* [Provided data]:
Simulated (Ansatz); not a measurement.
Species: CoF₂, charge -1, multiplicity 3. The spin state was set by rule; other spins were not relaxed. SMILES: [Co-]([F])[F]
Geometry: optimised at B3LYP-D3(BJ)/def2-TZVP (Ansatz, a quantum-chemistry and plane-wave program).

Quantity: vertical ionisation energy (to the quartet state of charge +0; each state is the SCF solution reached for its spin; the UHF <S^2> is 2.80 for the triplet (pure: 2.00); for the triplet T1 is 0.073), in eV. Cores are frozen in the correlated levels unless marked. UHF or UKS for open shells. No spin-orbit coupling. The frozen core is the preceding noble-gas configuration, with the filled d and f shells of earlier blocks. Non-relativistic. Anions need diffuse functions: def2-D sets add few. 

* [Action item]:
Exactly reproduce all of the entries above.

* [Written reply]:
Simulated (Ansatz); not a measurement.
Species: CoF₂, charge -1, multiplicity 3. The spin state was set by rule; other spins were not relaxed. SMILES: [Co-]([F])[F]
Geometry: optimised at B3LYP-D3(BJ)/def2-TZVP (Ansatz, a quantum-chemistry and plane-wave program).

Quantity: vertical ionisation energy (to the quartet state of charge +0; each state is the SCF solution reached for its spin; the UHF <S^2> is 2.80 for the triplet (pure: 2.00); for the triplet T1 is 0.073), in eV. Cores are frozen in the correlated levels unless marked. UHF or UKS for open shells. No spin-orbit coupling. The frozen core is the preceding noble-gas configuration, with the filled d and f shells of earlier blocks. Non-relativistic. Anions need diffuse functions: def2-D sets add few. 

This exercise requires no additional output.